=== Section Start ===

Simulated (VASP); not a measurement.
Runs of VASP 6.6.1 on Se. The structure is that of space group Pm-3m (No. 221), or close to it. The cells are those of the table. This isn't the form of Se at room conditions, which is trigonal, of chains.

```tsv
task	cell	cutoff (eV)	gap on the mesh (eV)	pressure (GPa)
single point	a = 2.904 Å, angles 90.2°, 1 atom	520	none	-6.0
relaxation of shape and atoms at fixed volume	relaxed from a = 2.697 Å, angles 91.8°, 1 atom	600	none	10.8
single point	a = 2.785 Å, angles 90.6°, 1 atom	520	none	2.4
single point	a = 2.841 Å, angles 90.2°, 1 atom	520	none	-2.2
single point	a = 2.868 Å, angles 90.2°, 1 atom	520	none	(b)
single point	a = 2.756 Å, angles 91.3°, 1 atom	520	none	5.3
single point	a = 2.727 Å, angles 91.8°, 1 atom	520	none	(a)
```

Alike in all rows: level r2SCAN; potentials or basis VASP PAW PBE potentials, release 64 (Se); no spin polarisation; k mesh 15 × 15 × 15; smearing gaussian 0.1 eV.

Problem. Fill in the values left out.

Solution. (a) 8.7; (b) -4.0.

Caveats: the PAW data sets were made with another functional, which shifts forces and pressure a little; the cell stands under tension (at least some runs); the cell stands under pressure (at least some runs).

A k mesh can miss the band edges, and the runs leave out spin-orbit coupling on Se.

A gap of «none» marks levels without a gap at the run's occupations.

=== Section End ===

→ Brief
From the first line of the data above to the line containing "Solution. (a) 8.7; (b) -4.0.", repeat everything exactly and add nothing.

→ Task result
Simulated (VASP); not a measurement.
Runs of VASP 6.6.1 on Se. The structure is that of space group Pm-3m (No. 221), or close to it. The cells are those of the table. This isn't the form of Se at room conditions, which is trigonal, of chains.

```tsv
task	cell	cutoff (eV)	gap on the mesh (eV)	pressure (GPa)
single point	a = 2.904 Å, angles 90.2°, 1 atom	520	none	-6.0
relaxation of shape and atoms at fixed volume	relaxed from a = 2.697 Å, angles 91.8°, 1 atom	600	none	10.8
single point	a = 2.785 Å, angles 90.6°, 1 atom	520	none	2.4
single point	a = 2.841 Å, angles 90.2°, 1 atom	520	none	-2.2
single point	a = 2.868 Å, angles 90.2°, 1 atom	520	none	(b)
single point	a = 2.756 Å, angles 91.3°, 1 atom	520	none	5.3
single point	a = 2.727 Å, angles 91.8°, 1 atom	520	none	(a)
```

Alike in all rows: level r2SCAN; potentials or basis VASP PAW PBE potentials, release 64 (Se); no spin polarisation; k mesh 15 × 15 × 15; smearing gaussian 0.1 eV.

Problem. Fill in the values left out.

Solution. (a) 8.7; (b) -4.0.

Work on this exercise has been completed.